- **SOURCE INFORMATION**:
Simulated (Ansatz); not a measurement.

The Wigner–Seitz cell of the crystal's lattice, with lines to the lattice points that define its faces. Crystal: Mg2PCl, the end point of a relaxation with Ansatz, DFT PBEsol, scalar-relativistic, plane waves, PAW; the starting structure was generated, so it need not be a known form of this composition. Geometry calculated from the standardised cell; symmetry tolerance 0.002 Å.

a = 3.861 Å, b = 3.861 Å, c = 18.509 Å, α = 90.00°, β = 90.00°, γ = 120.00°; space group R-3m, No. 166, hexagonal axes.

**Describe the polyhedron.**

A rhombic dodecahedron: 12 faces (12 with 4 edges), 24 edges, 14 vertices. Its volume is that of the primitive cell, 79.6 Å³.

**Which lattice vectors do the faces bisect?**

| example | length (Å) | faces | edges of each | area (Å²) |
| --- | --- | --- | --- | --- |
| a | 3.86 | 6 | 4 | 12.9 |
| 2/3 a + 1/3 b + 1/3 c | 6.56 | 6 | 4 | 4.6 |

- **WORK ORDER**: From the first line of the data through the line with "6 | 4 | 12.9 |", quote each line exactly and add nothing else.

- **PROBLEM SOLUTION**:
Simulated (Ansatz); not a measurement.

The Wigner–Seitz cell of the crystal's lattice, with lines to the lattice points that define its faces. Crystal: Mg2PCl, the end point of a relaxation with Ansatz, DFT PBEsol, scalar-relativistic, plane waves, PAW; the starting structure was generated, so it need not be a known form of this composition. Geometry calculated from the standardised cell; symmetry tolerance 0.002 Å.

a = 3.861 Å, b = 3.861 Å, c = 18.509 Å, α = 90.00°, β = 90.00°, γ = 120.00°; space group R-3m, No. 166, hexagonal axes.

**Describe the polyhedron.**

A rhombic dodecahedron: 12 faces (12 with 4 edges), 24 edges, 14 vertices. Its volume is that of the primitive cell, 79.6 Å³.

**Which lattice vectors do the faces bisect?**

| example | length (Å) | faces | edges of each | area (Å²) |
| --- | --- | --- | --- | --- |
| a | 3.86 | 6 | 4 | 12.9 |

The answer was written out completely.